Please write out, exactly as given, every line of the entries below up to and including the line with "Answer: It is".

——————————

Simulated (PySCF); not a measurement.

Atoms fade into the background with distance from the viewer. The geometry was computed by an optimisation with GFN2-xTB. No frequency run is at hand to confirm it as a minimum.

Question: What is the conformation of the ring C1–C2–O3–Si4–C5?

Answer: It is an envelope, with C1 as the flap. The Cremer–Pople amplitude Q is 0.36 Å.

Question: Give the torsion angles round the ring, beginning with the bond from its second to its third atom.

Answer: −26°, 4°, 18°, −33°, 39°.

——————————

Written reply:
Simulated (PySCF); not a measurement.

Atoms fade into the background with distance from the viewer. The geometry was computed by an optimisation with GFN2-xTB. No frequency run is at hand to confirm it as a minimum.

Question: What is the conformation of the ring C1–C2–O3–Si4–C5?

Answer: It is an envelope, with C1 as the flap. The Cremer–Pople amplitude Q is 0.36 Å.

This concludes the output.